---------------

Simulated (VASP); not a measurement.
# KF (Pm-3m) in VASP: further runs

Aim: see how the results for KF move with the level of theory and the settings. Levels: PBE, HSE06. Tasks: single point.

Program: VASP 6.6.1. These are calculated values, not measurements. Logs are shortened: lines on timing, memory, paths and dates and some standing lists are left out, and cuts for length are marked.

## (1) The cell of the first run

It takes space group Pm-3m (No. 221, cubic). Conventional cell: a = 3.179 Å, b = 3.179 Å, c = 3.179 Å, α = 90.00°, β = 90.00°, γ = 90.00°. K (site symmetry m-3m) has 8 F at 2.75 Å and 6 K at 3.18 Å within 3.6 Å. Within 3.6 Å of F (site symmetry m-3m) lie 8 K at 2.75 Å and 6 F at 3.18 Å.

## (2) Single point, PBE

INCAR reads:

---------------

| Work item |
Nothing should be left out: copy the material exactly.

| Exercise answer |
Simulated (VASP); not a measurement.
# KF (Pm-3m) in VASP: further runs

Aim: see how the results for KF move with the level of theory and the settings. Levels: PBE, HSE06. Tasks: single point.

Program: VASP 6.6.1. These are calculated values, not measurements. Logs are shortened: lines on timing, memory, paths and dates and some standing lists are left out, and cuts for length are marked.

## (1) The cell of the first run

It takes space group Pm-3m (No. 221, cubic). Conventional cell: a = 3.179 Å, b = 3.179 Å, c = 3.179 Å, α = 90.00°, β = 90.00°, γ = 90.00°. K (site symmetry m-3m) has 8 F at 2.75 Å and 6 K at 3.18 Å within 3.6 Å. Within 3.6 Å of F (site symmetry m-3m) lie 8 K at 2.75 Å and 6 F at 3.18 Å.

## (2) Single point, PBE

INCAR reads:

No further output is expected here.